- Given data
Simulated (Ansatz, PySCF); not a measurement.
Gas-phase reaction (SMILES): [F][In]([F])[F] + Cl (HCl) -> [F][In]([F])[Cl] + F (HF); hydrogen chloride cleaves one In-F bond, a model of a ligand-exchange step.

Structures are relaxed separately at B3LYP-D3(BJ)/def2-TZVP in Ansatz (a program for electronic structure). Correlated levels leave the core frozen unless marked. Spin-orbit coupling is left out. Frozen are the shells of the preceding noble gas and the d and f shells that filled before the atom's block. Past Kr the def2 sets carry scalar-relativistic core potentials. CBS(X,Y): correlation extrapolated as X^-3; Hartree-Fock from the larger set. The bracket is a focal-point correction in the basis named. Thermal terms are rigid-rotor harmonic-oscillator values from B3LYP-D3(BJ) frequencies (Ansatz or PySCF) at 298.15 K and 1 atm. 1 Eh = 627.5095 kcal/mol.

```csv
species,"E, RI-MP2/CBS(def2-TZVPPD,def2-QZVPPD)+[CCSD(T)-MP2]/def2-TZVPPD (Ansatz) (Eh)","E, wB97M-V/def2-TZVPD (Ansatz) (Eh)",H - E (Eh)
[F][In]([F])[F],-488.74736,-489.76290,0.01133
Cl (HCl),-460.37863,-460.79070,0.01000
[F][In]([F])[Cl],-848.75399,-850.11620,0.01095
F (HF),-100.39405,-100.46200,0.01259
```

- Activity
The answer must be the full listing, restated word for word.

- Response box
Simulated (Ansatz, PySCF); not a measurement.
Gas-phase reaction (SMILES): [F][In]([F])[F] + Cl (HCl) -> [F][In]([F])[Cl] + F (HF); hydrogen chloride cleaves one In-F bond, a model of a ligand-exchange step.

Structures are relaxed separately at B3LYP-D3(BJ)/def2-TZVP in Ansatz (a program for electronic structure). Correlated levels leave the core frozen unless marked. Spin-orbit coupling is left out. Frozen are the shells of the preceding noble gas and the d and f shells that filled before the atom's block. Past Kr the def2 sets carry scalar-relativistic core potentials. CBS(X,Y): correlation extrapolated as X^-3; Hartree-Fock from the larger set. The bracket is a focal-point correction in the basis named. Thermal terms are rigid-rotor harmonic-oscillator values from B3LYP-D3(BJ) frequencies (Ansatz or PySCF) at 298.15 K and 1 atm. 1 Eh = 627.5095 kcal/mol.

```csv
species,"E, RI-MP2/CBS(def2-TZVPPD,def2-QZVPPD)+[CCSD(T)-MP2]/def2-TZVPPD (Ansatz) (Eh)","E, wB97M-V/def2-TZVPD (Ansatz) (Eh)",H - E (Eh)
[F][In]([F])[F],-488.74736,-489.76290,0.01133
Cl (HCl),-460.37863,-460.79070,0.01000
[F][In]([F])[Cl],-848.75399,-850.11620,0.01095
F (HF),-100.39405,-100.46200,0.01259
```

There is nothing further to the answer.